**Extracted material:**
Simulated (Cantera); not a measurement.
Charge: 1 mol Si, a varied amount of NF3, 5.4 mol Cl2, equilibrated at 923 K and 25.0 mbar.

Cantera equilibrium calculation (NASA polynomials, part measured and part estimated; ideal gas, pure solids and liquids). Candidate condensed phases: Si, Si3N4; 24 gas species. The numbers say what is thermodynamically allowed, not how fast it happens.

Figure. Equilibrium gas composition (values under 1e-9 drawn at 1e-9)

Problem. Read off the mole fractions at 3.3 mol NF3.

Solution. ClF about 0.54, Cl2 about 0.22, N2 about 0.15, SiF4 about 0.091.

**Action item:** In the entries above, please find the line with "Figure. Equilibrium gas" and the line with "Problem. Read off", then write out exactly those two lines and every line between them, and nothing more.

**Response box:**
Figure. Equilibrium gas composition (values under 1e-9 drawn at 1e-9)

Problem. Read off the mole fractions at 3.3 mol NF3.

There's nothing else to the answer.